Print the full listing below exactly, keeping every character as it stands.

*** Opening of EXERCISE DATA ***

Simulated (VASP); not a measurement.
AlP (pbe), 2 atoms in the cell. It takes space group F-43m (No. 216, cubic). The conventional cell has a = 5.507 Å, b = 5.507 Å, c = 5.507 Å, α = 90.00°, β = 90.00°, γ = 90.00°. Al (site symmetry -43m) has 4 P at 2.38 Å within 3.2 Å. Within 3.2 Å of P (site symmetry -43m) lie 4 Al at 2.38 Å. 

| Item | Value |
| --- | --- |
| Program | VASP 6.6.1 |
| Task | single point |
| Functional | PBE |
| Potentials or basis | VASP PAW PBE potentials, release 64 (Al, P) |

*** Close of EXERCISE DATA ***

## WRITTEN REPLY:
Simulated (VASP); not a measurement.
AlP (pbe), 2 atoms in the cell. It takes space group F-43m (No. 216, cubic). The conventional cell has a = 5.507 Å, b = 5.507 Å, c = 5.507 Å, α = 90.00°, β = 90.00°, γ = 90.00°. Al (site symmetry -43m) has 4 P at 2.38 Å within 3.2 Å. Within 3.2 Å of P (site symmetry -43m) lie 4 Al at 2.38 Å. 

| Item | Value |
| --- | --- |
| Program | VASP 6.6.1 |
| Task | single point |
| Functional | PBE |
| Potentials or basis | VASP PAW PBE potentials, release 64 (Al, P) |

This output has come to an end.